--- Extracted entries Enclosed Below ---
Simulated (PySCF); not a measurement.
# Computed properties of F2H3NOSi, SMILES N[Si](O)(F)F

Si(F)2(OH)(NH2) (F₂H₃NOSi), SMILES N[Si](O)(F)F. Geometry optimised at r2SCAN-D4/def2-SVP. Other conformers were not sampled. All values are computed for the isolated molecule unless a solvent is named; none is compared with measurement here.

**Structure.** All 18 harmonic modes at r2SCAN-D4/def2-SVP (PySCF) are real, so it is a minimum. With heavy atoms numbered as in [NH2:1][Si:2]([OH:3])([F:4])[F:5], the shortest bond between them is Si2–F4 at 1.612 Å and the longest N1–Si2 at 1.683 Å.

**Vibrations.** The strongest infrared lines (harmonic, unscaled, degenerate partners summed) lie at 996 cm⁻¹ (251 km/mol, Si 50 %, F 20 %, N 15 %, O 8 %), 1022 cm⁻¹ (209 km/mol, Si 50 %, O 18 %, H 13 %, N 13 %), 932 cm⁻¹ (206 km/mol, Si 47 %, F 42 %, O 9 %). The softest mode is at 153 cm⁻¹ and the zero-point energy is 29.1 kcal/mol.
--- End of Enclosed Extracted entries ---

## Activity
Print every line of the listing exactly.

## Exercise output
Simulated (PySCF); not a measurement.
# Computed properties of F2H3NOSi, SMILES N[Si](O)(F)F

Si(F)2(OH)(NH2) (F₂H₃NOSi), SMILES N[Si](O)(F)F. Geometry optimised at r2SCAN-D4/def2-SVP. Other conformers were not sampled. All values are computed for the isolated molecule unless a solvent is named; none is compared with measurement here.

**Structure.** All 18 harmonic modes at r2SCAN-D4/def2-SVP (PySCF) are real, so it is a minimum. With heavy atoms numbered as in [NH2:1][Si:2]([OH:3])([F:4])[F:5], the shortest bond between them is Si2–F4 at 1.612 Å and the longest N1–Si2 at 1.683 Å.

**Vibrations.** The strongest infrared lines (harmonic, unscaled, degenerate partners summed) lie at 996 cm⁻¹ (251 km/mol, Si 50 %, F 20 %, N 15 %, O 8 %), 1022 cm⁻¹ (209 km/mol, Si 50 %, O 18 %, H 13 %, N 13 %), 932 cm⁻¹ (206 km/mol, Si 47 %, F 42 %, O 9 %). The softest mode is at 153 cm⁻¹ and the zero-point energy is 29.1 kcal/mol.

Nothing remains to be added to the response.